MATERIAL SHOWN >>
::::
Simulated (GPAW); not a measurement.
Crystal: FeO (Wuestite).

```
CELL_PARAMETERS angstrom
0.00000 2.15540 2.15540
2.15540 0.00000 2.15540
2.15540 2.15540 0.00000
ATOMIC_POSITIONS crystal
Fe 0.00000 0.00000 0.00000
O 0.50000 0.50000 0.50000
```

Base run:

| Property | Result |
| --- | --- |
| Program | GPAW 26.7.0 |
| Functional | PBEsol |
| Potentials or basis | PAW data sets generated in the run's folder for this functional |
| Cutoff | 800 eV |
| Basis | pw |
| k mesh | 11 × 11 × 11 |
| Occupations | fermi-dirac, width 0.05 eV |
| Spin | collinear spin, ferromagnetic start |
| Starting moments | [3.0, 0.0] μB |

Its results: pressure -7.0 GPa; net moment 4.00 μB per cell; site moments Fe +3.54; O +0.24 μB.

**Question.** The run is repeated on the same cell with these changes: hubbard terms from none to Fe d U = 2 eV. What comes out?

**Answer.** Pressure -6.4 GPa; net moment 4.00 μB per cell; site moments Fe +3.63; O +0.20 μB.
::::

BRIEF >> Return exactly, please, the lines of the material from the first one down to and including the line where "this functional |" appears.

SOLUTION >>
Simulated (GPAW); not a measurement.
Crystal: FeO (Wuestite).

```
CELL_PARAMETERS angstrom
0.00000 2.15540 2.15540
2.15540 0.00000 2.15540
2.15540 2.15540 0.00000
ATOMIC_POSITIONS crystal
Fe 0.00000 0.00000 0.00000
O 0.50000 0.50000 0.50000
```

Base run:

| Property | Result |
| --- | --- |
| Program | GPAW 26.7.0 |
| Functional | PBEsol |
| Potentials or basis | PAW data sets generated in the run's folder for this functional |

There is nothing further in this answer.